------ STUDY MATERIAL ------
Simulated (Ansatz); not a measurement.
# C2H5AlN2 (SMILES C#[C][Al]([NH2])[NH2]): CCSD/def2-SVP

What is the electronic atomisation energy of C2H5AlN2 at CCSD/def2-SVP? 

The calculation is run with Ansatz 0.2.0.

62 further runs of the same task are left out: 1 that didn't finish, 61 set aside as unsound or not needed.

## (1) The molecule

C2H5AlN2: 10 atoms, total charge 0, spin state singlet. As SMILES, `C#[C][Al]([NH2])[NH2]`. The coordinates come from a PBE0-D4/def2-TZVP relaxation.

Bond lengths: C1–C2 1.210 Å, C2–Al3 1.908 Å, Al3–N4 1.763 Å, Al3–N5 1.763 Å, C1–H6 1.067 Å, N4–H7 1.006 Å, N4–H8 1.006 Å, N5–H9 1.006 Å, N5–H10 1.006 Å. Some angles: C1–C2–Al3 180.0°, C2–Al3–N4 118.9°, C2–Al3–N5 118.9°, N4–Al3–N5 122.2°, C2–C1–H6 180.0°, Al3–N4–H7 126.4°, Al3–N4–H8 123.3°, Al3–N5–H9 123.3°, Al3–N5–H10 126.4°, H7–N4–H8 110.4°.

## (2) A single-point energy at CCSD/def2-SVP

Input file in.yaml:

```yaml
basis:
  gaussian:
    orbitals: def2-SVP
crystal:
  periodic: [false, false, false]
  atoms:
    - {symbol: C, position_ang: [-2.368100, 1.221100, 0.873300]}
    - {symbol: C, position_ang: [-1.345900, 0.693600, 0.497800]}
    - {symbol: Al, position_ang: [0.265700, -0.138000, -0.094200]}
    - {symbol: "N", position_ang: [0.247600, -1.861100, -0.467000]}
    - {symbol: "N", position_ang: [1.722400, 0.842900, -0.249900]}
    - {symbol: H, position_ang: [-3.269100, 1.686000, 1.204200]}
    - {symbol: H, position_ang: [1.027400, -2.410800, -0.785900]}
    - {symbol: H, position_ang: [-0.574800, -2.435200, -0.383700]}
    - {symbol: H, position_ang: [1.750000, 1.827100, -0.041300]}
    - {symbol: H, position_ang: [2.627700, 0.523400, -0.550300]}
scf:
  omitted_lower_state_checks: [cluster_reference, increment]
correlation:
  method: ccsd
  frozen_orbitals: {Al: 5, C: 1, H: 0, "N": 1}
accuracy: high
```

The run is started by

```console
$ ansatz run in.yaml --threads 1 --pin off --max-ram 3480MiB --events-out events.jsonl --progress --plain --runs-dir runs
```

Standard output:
------

Look through the data above and return exactly the lines from the one that contains "# C2H5AlN2 (SMILES" to the one that contains "## (1) The molecule", inclusive, with nothing else.

# C2H5AlN2 (SMILES C#[C][Al]([NH2])[NH2]): CCSD/def2-SVP

What is the electronic atomisation energy of C2H5AlN2 at CCSD/def2-SVP? 

The calculation is run with Ansatz 0.2.0.

62 further runs of the same task are left out: 1 that didn't finish, 61 set aside as unsound or not needed.

## (1) The molecule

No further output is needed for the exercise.